** Work task **
The answer should consist solely of the lines from the first one below through the line containing "30 core-seconds |", copied exactly.

Provided information Block Start

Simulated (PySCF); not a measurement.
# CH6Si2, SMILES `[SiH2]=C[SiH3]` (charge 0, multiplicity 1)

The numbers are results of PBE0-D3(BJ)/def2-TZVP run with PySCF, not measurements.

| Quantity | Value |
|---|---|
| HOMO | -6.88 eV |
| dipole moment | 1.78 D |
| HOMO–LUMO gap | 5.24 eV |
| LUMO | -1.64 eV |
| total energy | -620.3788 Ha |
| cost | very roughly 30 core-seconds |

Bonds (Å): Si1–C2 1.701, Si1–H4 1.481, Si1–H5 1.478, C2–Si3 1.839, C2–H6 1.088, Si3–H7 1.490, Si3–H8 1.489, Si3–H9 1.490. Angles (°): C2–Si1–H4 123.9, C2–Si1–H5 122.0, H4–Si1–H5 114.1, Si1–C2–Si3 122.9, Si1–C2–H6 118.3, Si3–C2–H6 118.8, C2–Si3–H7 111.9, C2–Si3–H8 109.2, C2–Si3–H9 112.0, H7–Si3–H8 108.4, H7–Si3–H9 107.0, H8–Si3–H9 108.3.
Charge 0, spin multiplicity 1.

Provided information Block End

** Exercise response **
Simulated (PySCF); not a measurement.
# CH6Si2, SMILES `[SiH2]=C[SiH3]` (charge 0, multiplicity 1)

The numbers are results of PBE0-D3(BJ)/def2-TZVP run with PySCF, not measurements.

| Quantity | Value |
|---|---|
| HOMO | -6.88 eV |
| dipole moment | 1.78 D |
| HOMO–LUMO gap | 5.24 eV |
| LUMO | -1.64 eV |
| total energy | -620.3788 Ha |
| cost | very roughly 30 core-seconds |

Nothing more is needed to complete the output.